(Beginning of Data excerpts)

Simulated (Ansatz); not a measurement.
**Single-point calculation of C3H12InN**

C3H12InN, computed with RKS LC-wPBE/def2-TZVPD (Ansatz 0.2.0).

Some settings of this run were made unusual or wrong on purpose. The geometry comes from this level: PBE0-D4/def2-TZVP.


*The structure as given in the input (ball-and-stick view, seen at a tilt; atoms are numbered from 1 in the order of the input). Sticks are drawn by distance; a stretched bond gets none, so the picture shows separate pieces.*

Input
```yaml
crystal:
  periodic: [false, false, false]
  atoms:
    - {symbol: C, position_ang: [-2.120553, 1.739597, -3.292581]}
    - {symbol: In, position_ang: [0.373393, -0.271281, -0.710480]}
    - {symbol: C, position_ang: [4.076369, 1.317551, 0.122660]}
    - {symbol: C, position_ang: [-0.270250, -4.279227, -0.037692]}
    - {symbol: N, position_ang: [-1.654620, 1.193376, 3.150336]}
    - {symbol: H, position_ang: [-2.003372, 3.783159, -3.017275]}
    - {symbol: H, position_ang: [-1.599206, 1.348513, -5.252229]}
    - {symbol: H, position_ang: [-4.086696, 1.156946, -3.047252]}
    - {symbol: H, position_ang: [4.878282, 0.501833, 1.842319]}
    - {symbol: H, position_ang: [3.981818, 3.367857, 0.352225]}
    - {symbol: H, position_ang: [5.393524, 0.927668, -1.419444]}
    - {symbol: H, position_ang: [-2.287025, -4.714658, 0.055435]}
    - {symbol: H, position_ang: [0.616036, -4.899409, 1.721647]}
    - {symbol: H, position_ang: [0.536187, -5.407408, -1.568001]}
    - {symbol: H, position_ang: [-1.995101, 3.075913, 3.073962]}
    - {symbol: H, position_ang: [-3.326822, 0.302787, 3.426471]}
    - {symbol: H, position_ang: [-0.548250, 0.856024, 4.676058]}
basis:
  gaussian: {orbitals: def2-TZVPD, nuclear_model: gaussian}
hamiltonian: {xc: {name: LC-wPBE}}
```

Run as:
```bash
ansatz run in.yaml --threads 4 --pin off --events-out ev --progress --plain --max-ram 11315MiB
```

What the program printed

(End of Data excerpts)

▸ Requirement
Could you restate word for word the lines above from the one containing "calculation of C3H12InN**" through the one containing "Some settings of", both included, and nothing else?

▸ Worked solution
**Single-point calculation of C3H12InN**

C3H12InN, computed with RKS LC-wPBE/def2-TZVPD (Ansatz 0.2.0).

Some settings of this run were made unusual or wrong on purpose. The geometry comes from this level: PBE0-D4/def2-TZVP.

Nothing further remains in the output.